MATERIAL PROVIDED:
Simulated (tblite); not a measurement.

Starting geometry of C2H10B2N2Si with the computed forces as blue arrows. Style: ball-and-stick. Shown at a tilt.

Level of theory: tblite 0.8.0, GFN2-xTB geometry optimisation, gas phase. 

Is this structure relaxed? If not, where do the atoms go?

EXERCISE: Would you retype the listing above in full, exactly as it reads?

TASK SOLUTION:
Simulated (tblite); not a measurement.

Starting geometry of C2H10B2N2Si with the computed forces as blue arrows. Style: ball-and-stick. Shown at a tilt.

Level of theory: tblite 0.8.0, GFN2-xTB geometry optimisation, gas phase. 

Is this structure relaxed? If not, where do the atoms go?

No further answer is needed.